--

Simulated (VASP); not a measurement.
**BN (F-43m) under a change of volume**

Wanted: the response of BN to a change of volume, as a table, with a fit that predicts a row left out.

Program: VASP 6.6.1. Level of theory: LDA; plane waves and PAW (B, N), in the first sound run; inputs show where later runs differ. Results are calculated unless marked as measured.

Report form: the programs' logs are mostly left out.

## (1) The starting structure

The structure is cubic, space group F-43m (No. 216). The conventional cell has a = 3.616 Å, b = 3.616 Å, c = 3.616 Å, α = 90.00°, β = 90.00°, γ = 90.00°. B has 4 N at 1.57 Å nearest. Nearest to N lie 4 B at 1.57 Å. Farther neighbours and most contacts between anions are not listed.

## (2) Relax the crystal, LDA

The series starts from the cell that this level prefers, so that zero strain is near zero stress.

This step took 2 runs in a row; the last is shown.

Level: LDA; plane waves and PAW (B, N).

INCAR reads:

--

A verbatim transcription is needed of the lines above, starting at the line with "The structure is" and ending at the line with "## (2) Relax the crystal, LDA", both included, and of nothing else.

The structure is cubic, space group F-43m (No. 216). The conventional cell has a = 3.616 Å, b = 3.616 Å, c = 3.616 Å, α = 90.00°, β = 90.00°, γ = 90.00°. B has 4 N at 1.57 Å nearest. Nearest to N lie 4 B at 1.57 Å. Farther neighbours and most contacts between anions are not listed.

## (2) Relax the crystal, LDA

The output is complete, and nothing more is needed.